__WORK ORDER__:
Reproduce the section of the listing that begins at the line containing "Stationary points of" and finishes at the line containing "Geometries: GFN2-xTB; energies: PBE0/pcSseg-1". Include both end lines and nothing beyond them.

● ● ● ● ● ● ●

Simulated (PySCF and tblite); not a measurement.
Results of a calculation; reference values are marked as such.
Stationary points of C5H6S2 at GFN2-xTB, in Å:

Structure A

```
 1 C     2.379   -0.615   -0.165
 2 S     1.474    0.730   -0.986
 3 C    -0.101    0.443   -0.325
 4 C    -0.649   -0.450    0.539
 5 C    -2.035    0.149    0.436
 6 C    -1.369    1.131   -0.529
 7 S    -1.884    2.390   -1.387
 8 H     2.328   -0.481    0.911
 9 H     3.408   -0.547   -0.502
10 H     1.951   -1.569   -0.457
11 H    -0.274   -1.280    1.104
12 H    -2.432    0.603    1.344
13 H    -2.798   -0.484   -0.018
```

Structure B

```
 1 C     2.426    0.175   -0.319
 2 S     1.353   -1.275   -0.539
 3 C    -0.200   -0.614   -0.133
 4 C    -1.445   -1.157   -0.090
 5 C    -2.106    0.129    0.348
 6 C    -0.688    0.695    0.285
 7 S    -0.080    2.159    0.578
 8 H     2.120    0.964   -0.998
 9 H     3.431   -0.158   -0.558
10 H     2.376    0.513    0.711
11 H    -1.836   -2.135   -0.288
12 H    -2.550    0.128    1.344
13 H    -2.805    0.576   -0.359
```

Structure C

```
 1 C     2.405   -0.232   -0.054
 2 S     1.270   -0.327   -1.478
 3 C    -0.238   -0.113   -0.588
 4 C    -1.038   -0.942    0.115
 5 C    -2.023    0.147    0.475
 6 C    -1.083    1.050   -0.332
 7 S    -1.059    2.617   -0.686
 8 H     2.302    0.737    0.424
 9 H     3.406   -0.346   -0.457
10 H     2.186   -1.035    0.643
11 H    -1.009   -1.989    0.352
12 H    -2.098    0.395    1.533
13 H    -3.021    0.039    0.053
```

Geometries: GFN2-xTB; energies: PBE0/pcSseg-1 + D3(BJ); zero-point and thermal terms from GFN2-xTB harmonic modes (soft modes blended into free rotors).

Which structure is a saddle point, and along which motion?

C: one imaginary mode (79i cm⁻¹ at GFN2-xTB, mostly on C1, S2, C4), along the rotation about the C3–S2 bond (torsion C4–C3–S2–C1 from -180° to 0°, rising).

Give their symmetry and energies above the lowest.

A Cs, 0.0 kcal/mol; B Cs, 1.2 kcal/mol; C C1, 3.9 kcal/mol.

● ● ● ● ● ● ●

__TASK RESULT__:
Stationary points of C5H6S2 at GFN2-xTB, in Å:

Structure A

```
 1 C     2.379   -0.615   -0.165
 2 S     1.474    0.730   -0.986
 3 C    -0.101    0.443   -0.325
 4 C    -0.649   -0.450    0.539
 5 C    -2.035    0.149    0.436
 6 C    -1.369    1.131   -0.529
 7 S    -1.884    2.390   -1.387
 8 H     2.328   -0.481    0.911
 9 H     3.408   -0.547   -0.502
10 H     1.951   -1.569   -0.457
11 H    -0.274   -1.280    1.104
12 H    -2.432    0.603    1.344
13 H    -2.798   -0.484   -0.018
```

Structure B

```
 1 C     2.426    0.175   -0.319
 2 S     1.353   -1.275   -0.539
 3 C    -0.200   -0.614   -0.133
 4 C    -1.445   -1.157   -0.090
 5 C    -2.106    0.129    0.348
 6 C    -0.688    0.695    0.285
 7 S    -0.080    2.159    0.578
 8 H     2.120    0.964   -0.998
 9 H     3.431   -0.158   -0.558
10 H     2.376    0.513    0.711
11 H    -1.836   -2.135   -0.288
12 H    -2.550    0.128    1.344
13 H    -2.805    0.576   -0.359
```

Structure C

```
 1 C     2.405   -0.232   -0.054
 2 S     1.270   -0.327   -1.478
 3 C    -0.238   -0.113   -0.588
 4 C    -1.038   -0.942    0.115
 5 C    -2.023    0.147    0.475
 6 C    -1.083    1.050   -0.332
 7 S    -1.059    2.617   -0.686
 8 H     2.302    0.737    0.424
 9 H     3.406   -0.346   -0.457
10 H     2.186   -1.035    0.643
11 H    -1.009   -1.989    0.352
12 H    -2.098    0.395    1.533
13 H    -3.021    0.039    0.053
```

Geometries: GFN2-xTB; energies: PBE0/pcSseg-1 + D3(BJ); zero-point and thermal terms from GFN2-xTB harmonic modes (soft modes blended into free rotors).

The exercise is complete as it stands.